### Brief
Under this line are the records; write out word for word the part that begins at the line containing "HfB under pressure: fit and missing row" and ends at the line containing "the missing volume.", and no more.

### Material shown

================================

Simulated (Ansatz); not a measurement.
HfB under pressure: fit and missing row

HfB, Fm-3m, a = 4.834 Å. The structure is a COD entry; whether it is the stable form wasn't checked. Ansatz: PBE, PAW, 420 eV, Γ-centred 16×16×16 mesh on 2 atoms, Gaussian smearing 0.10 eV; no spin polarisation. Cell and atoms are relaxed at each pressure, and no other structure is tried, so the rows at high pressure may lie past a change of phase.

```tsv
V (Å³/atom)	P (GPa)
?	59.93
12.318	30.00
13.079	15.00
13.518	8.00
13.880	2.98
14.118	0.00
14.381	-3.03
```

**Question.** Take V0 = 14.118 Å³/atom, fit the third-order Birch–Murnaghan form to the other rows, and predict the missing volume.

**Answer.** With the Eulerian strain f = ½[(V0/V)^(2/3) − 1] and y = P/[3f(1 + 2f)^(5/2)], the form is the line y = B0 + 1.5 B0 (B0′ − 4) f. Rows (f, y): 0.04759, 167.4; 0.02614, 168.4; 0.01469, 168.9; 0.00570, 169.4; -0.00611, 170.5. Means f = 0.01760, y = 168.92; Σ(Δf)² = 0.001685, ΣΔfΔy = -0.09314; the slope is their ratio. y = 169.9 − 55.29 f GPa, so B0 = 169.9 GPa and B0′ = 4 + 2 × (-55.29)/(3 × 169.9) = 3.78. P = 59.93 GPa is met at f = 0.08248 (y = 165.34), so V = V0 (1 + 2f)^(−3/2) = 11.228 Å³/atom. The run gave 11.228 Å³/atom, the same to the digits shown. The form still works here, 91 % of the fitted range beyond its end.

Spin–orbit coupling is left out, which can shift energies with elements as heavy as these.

================================

### Your response
HfB under pressure: fit and missing row

HfB, Fm-3m, a = 4.834 Å. The structure is a COD entry; whether it is the stable form wasn't checked. Ansatz: PBE, PAW, 420 eV, Γ-centred 16×16×16 mesh on 2 atoms, Gaussian smearing 0.10 eV; no spin polarisation. Cell and atoms are relaxed at each pressure, and no other structure is tried, so the rows at high pressure may lie past a change of phase.

```tsv
V (Å³/atom)	P (GPa)
?	59.93
12.318	30.00
13.079	15.00
13.518	8.00
13.880	2.98
14.118	0.00
14.381	-3.03
```

**Question.** Take V0 = 14.118 Å³/atom, fit the third-order Birch–Murnaghan form to the other rows, and predict the missing volume.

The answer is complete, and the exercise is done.